[Start of section]

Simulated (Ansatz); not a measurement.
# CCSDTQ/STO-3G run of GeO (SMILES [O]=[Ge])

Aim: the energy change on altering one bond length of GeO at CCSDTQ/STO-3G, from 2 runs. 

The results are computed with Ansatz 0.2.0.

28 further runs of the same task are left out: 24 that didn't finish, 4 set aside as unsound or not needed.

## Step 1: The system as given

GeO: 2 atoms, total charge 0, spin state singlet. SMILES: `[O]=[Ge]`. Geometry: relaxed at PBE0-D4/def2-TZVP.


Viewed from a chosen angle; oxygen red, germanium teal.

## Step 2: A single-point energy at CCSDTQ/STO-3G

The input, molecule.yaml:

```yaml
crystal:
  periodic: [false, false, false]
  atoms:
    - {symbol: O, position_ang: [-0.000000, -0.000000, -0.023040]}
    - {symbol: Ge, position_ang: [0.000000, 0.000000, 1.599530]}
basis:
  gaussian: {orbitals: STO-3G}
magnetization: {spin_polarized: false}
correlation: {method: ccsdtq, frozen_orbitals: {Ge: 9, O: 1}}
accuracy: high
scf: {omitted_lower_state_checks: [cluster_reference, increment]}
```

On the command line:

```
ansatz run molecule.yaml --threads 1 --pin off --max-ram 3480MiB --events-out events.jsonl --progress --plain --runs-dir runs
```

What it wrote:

[End of section]

• _Requirement_: Reproduce every entry above without a single alteration.

• _Answer section_:
Simulated (Ansatz); not a measurement.
# CCSDTQ/STO-3G run of GeO (SMILES [O]=[Ge])

Aim: the energy change on altering one bond length of GeO at CCSDTQ/STO-3G, from 2 runs. 

The results are computed with Ansatz 0.2.0.

28 further runs of the same task are left out: 24 that didn't finish, 4 set aside as unsound or not needed.

## Step 1: The system as given

GeO: 2 atoms, total charge 0, spin state singlet. SMILES: `[O]=[Ge]`. Geometry: relaxed at PBE0-D4/def2-TZVP.


Viewed from a chosen angle; oxygen red, germanium teal.

## Step 2: A single-point energy at CCSDTQ/STO-3G

The input, molecule.yaml:

```yaml
crystal:
  periodic: [false, false, false]
  atoms:
    - {symbol: O, position_ang: [-0.000000, -0.000000, -0.023040]}
    - {symbol: Ge, position_ang: [0.000000, 0.000000, 1.599530]}
basis:
  gaussian: {orbitals: STO-3G}
magnetization: {spin_polarized: false}
correlation: {method: ccsdtq, frozen_orbitals: {Ge: 9, O: 1}}
accuracy: high
scf: {omitted_lower_state_checks: [cluster_reference, increment]}
```

On the command line:

```
ansatz run molecule.yaml --threads 1 --pin off --max-ram 3480MiB --events-out events.jsonl --progress --plain --runs-dir runs
```

What it wrote:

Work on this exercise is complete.